▸ INFORMATION PROVIDED
-.-.-

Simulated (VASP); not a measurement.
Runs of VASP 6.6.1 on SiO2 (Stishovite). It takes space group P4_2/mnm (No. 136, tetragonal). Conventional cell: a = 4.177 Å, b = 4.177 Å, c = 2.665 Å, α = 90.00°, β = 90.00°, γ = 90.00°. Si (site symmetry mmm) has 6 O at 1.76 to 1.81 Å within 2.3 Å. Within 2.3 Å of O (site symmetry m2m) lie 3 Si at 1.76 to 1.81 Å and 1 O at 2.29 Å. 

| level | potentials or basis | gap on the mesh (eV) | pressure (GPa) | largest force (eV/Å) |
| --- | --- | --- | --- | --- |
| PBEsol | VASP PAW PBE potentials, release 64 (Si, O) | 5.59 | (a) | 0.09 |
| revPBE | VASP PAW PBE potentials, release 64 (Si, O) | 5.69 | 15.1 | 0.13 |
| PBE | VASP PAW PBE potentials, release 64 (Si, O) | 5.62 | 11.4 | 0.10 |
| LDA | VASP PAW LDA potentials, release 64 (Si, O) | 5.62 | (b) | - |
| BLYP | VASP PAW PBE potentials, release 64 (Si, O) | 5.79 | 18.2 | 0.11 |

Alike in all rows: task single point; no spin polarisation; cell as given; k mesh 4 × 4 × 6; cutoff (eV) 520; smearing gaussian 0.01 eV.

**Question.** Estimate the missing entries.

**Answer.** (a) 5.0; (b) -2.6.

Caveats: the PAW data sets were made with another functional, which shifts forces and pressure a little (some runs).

-.-.-

▸ ASSIGNMENT
Write down, word for word, the lines above from the one containing "11.4 | 0.10 |" through the one containing "18.2 | 0.11 |", both ends included.

▸ EXERCISE RESPONSE
| PBE | VASP PAW PBE potentials, release 64 (Si, O) | 5.62 | 11.4 | 0.10 |
| LDA | VASP PAW LDA potentials, release 64 (Si, O) | 5.62 | (b) | - |
| BLYP | VASP PAW PBE potentials, release 64 (Si, O) | 5.79 | 18.2 | 0.11 |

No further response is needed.